** Opening Material shown block **

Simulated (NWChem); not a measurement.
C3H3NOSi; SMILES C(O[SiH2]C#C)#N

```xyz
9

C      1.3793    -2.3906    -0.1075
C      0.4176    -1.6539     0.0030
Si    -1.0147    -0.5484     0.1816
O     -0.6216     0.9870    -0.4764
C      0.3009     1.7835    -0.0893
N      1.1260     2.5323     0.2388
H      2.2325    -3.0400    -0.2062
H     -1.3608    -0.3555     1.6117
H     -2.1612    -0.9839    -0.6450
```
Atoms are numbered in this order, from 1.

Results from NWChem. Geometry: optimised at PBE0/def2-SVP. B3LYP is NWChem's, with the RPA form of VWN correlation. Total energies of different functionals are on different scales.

** Closing Material shown block **

#### Work request:
Each entry above must be set down again without alteration.

#### Response box:
Simulated (NWChem); not a measurement.
C3H3NOSi; SMILES C(O[SiH2]C#C)#N

```xyz
9

C      1.3793    -2.3906    -0.1075
C      0.4176    -1.6539     0.0030
Si    -1.0147    -0.5484     0.1816
O     -0.6216     0.9870    -0.4764
C      0.3009     1.7835    -0.0893
N      1.1260     2.5323     0.2388
H      2.2325    -3.0400    -0.2062
H     -1.3608    -0.3555     1.6117
H     -2.1612    -0.9839    -0.6450
```
Atoms are numbered in this order, from 1.

Results from NWChem. Geometry: optimised at PBE0/def2-SVP. B3LYP is NWChem's, with the RPA form of VWN correlation. Total energies of different functionals are on different scales.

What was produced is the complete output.